● Work request: Beginning with the opening line, restate the following material exactly, up through the line that contains "Inner levels of".

● Raw data:
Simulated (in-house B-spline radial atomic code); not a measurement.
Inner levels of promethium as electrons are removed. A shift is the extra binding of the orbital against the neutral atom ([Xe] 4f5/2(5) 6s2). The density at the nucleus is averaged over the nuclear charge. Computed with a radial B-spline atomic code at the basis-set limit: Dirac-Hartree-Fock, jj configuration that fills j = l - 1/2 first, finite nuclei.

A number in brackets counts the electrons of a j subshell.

● Solution:
Simulated (in-house B-spline radial atomic code); not a measurement.
Inner levels of promethium as electrons are removed. A shift is the extra binding of the orbital against the neutral atom ([Xe] 4f5/2(5) 6s2). The density at the nucleus is averaged over the nuclear charge. Computed with a radial B-spline atomic code at the basis-set limit: Dirac-Hartree-Fock, jj configuration that fills j = l - 1/2 first, finite nuclei.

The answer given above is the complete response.